BEGIN Data for review

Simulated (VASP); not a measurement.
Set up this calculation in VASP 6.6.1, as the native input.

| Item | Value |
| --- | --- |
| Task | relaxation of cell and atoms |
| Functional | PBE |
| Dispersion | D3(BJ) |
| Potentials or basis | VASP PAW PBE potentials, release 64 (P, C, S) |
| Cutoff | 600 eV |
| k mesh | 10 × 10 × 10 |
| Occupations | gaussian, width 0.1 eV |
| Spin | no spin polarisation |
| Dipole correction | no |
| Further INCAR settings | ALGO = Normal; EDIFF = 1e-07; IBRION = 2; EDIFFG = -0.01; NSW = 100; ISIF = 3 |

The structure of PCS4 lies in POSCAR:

END Data for review

Requirement> Return every record above exactly as written.

Answer box>
Simulated (VASP); not a measurement.
Set up this calculation in VASP 6.6.1, as the native input.

| Item | Value |
| --- | --- |
| Task | relaxation of cell and atoms |
| Functional | PBE |
| Dispersion | D3(BJ) |
| Potentials or basis | VASP PAW PBE potentials, release 64 (P, C, S) |
| Cutoff | 600 eV |
| k mesh | 10 × 10 × 10 |
| Occupations | gaussian, width 0.1 eV |
| Spin | no spin polarisation |
| Dipole correction | no |
| Further INCAR settings | ALGO = Normal; EDIFF = 1e-07; IBRION = 2; EDIFFG = -0.01; NSW = 100; ISIF = 3 |

The structure of PCS4 lies in POSCAR:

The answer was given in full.